- [Activity]: Reproduce the entries in full, with no changes.

---- Dataset extract

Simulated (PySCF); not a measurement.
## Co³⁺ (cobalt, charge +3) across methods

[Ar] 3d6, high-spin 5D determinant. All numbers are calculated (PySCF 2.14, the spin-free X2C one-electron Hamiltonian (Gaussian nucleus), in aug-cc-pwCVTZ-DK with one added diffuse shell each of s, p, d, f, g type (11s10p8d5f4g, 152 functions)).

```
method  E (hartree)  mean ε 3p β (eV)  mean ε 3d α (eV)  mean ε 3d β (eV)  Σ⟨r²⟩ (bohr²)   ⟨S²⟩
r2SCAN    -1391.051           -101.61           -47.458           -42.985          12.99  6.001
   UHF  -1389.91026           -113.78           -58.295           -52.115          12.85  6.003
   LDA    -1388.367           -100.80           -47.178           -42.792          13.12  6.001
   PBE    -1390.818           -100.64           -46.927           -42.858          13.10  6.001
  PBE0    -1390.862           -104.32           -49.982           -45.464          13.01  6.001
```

--------

- [Answer box]:
Simulated (PySCF); not a measurement.
## Co³⁺ (cobalt, charge +3) across methods

[Ar] 3d6, high-spin 5D determinant. All numbers are calculated (PySCF 2.14, the spin-free X2C one-electron Hamiltonian (Gaussian nucleus), in aug-cc-pwCVTZ-DK with one added diffuse shell each of s, p, d, f, g type (11s10p8d5f4g, 152 functions)).

```
method  E (hartree)  mean ε 3p β (eV)  mean ε 3d α (eV)  mean ε 3d β (eV)  Σ⟨r²⟩ (bohr²)   ⟨S²⟩
r2SCAN    -1391.051           -101.61           -47.458           -42.985          12.99  6.001
   UHF  -1389.91026           -113.78           -58.295           -52.115          12.85  6.003
   LDA    -1388.367           -100.80           -47.178           -42.792          13.12  6.001
   PBE    -1390.818           -100.64           -46.927           -42.858          13.10  6.001
  PBE0    -1390.862           -104.32           -49.982           -45.464          13.01  6.001
```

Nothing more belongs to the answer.